▶ **Information shown**:
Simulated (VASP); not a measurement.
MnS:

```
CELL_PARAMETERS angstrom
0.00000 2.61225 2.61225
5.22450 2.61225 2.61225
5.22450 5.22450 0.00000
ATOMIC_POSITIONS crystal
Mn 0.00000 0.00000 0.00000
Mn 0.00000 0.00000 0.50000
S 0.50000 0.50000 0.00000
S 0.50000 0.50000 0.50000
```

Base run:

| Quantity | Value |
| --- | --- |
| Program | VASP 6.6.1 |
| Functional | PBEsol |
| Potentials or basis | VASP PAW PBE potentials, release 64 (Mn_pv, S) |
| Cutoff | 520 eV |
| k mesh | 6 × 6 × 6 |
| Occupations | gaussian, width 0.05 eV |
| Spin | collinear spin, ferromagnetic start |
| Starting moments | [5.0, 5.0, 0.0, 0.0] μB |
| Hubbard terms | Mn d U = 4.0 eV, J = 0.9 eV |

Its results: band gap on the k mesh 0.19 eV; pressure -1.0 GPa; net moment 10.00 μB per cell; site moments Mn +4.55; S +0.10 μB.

▶ **Action item**:
Reproduce the data. Match each line exactly.

▶ **Result**:
Simulated (VASP); not a measurement.
MnS:

```
CELL_PARAMETERS angstrom
0.00000 2.61225 2.61225
5.22450 2.61225 2.61225
5.22450 5.22450 0.00000
ATOMIC_POSITIONS crystal
Mn 0.00000 0.00000 0.00000
Mn 0.00000 0.00000 0.50000
S 0.50000 0.50000 0.00000
S 0.50000 0.50000 0.50000
```

Base run:

| Quantity | Value |
| --- | --- |
| Program | VASP 6.6.1 |
| Functional | PBEsol |
| Potentials or basis | VASP PAW PBE potentials, release 64 (Mn_pv, S) |
| Cutoff | 520 eV |
| k mesh | 6 × 6 × 6 |
| Occupations | gaussian, width 0.05 eV |
| Spin | collinear spin, ferromagnetic start |
| Starting moments | [5.0, 5.0, 0.0, 0.0] μB |
| Hubbard terms | Mn d U = 4.0 eV, J = 0.9 eV |

Its results: band gap on the k mesh 0.19 eV; pressure -1.0 GPa; net moment 10.00 μB per cell; site moments Mn +4.55; S +0.10 μB.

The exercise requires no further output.